* LISTED ENTRIES
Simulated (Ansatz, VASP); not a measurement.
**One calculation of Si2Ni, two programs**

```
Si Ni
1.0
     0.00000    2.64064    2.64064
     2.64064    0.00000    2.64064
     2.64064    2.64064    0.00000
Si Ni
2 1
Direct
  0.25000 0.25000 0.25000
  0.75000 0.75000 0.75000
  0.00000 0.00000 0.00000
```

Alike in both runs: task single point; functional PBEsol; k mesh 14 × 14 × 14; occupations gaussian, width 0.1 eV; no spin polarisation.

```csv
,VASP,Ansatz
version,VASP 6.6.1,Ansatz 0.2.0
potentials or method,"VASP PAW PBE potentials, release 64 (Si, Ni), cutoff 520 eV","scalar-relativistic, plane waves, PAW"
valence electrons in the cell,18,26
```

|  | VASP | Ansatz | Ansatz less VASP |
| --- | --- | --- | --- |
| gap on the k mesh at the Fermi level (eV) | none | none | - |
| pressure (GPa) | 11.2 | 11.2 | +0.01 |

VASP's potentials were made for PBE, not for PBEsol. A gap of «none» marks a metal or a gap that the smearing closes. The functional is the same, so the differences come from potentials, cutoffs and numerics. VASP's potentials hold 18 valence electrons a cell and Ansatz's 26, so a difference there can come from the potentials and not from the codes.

* ACTION ITEM
Word for word, restate the data above from its first line down to and including the line with "11.2 | +0.01 |".

* EXERCISE SOLUTION
Simulated (Ansatz, VASP); not a measurement.
**One calculation of Si2Ni, two programs**

```
Si Ni
1.0
     0.00000    2.64064    2.64064
     2.64064    0.00000    2.64064
     2.64064    2.64064    0.00000
Si Ni
2 1
Direct
  0.25000 0.25000 0.25000
  0.75000 0.75000 0.75000
  0.00000 0.00000 0.00000
```

Alike in both runs: task single point; functional PBEsol; k mesh 14 × 14 × 14; occupations gaussian, width 0.1 eV; no spin polarisation.

```csv
,VASP,Ansatz
version,VASP 6.6.1,Ansatz 0.2.0
potentials or method,"VASP PAW PBE potentials, release 64 (Si, Ni), cutoff 520 eV","scalar-relativistic, plane waves, PAW"
valence electrons in the cell,18,26
```

|  | VASP | Ansatz | Ansatz less VASP |
| --- | --- | --- | --- |
| gap on the k mesh at the Fermi level (eV) | none | none | - |
| pressure (GPa) | 11.2 | 11.2 | +0.01 |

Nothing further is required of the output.